** Requirement **
Repeat exactly, and only, the lines below starting at the line that contains "## Step 5: The" and ending at the line that contains "The final state", inclusive of both.

┌─ Data provided

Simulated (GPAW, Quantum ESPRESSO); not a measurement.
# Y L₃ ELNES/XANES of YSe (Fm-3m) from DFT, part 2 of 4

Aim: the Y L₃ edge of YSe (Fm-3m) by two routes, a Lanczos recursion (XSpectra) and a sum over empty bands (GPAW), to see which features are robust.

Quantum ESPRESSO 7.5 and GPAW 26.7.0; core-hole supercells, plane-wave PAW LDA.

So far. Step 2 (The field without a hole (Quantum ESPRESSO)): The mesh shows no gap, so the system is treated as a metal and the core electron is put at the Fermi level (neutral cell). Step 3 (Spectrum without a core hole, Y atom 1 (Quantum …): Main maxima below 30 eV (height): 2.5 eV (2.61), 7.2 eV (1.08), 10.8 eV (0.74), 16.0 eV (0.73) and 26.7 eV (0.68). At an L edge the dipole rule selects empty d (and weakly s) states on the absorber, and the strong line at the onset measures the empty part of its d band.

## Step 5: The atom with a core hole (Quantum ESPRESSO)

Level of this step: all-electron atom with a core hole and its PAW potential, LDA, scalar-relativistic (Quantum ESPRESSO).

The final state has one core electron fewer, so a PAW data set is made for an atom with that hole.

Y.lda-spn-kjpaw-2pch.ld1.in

└─

** Problem solution **
## Step 5: The atom with a core hole (Quantum ESPRESSO)

Level of this step: all-electron atom with a core hole and its PAW potential, LDA, scalar-relativistic (Quantum ESPRESSO).

The final state has one core electron fewer, so a PAW data set is made for an atom with that hole.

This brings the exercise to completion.